ASSIGNMENT – What follows is a set of records. Repeat them word for word.

RECORD EXCERPTS –
<<<<

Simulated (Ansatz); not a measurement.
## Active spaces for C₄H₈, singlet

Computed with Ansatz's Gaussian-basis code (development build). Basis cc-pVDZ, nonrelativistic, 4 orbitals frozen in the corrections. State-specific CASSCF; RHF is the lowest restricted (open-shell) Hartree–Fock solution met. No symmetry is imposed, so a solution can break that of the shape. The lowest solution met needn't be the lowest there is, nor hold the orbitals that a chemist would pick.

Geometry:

>>>>

RESPONSE AREA –
Simulated (Ansatz); not a measurement.
## Active spaces for C₄H₈, singlet

Computed with Ansatz's Gaussian-basis code (development build). Basis cc-pVDZ, nonrelativistic, 4 orbitals frozen in the corrections. State-specific CASSCF; RHF is the lowest restricted (open-shell) Hartree–Fock solution met. No symmetry is imposed, so a solution can break that of the shape. The lowest solution met needn't be the lowest there is, nor hold the orbitals that a chemist would pick.

Geometry:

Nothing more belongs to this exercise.